Please transcribe every entry below exactly as written.

##############################

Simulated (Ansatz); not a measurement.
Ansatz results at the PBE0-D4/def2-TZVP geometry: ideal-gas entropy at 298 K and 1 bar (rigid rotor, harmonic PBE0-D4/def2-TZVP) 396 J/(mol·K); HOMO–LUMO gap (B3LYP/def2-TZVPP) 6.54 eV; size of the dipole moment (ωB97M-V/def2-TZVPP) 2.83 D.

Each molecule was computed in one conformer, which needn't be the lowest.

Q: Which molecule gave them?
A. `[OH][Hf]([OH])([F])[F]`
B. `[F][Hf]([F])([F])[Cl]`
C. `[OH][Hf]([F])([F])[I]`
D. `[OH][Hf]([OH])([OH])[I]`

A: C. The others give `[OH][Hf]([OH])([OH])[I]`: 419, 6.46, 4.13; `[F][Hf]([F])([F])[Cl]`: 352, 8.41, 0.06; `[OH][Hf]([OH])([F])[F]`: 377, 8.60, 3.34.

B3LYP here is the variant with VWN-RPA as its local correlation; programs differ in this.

##############################

▶ [TASK RESPONSE]
Simulated (Ansatz); not a measurement.
Ansatz results at the PBE0-D4/def2-TZVP geometry: ideal-gas entropy at 298 K and 1 bar (rigid rotor, harmonic PBE0-D4/def2-TZVP) 396 J/(mol·K); HOMO–LUMO gap (B3LYP/def2-TZVPP) 6.54 eV; size of the dipole moment (ωB97M-V/def2-TZVPP) 2.83 D.

Each molecule was computed in one conformer, which needn't be the lowest.

Q: Which molecule gave them?
A. `[OH][Hf]([OH])([F])[F]`
B. `[F][Hf]([F])([F])[Cl]`
C. `[OH][Hf]([F])([F])[I]`
D. `[OH][Hf]([OH])([OH])[I]`

A: C. The others give `[OH][Hf]([OH])([OH])[I]`: 419, 6.46, 4.13; `[F][Hf]([F])([F])[Cl]`: 352, 8.41, 0.06; `[OH][Hf]([OH])([F])[F]`: 377, 8.60, 3.34.

B3LYP here is the variant with VWN-RPA as its local correlation; programs differ in this.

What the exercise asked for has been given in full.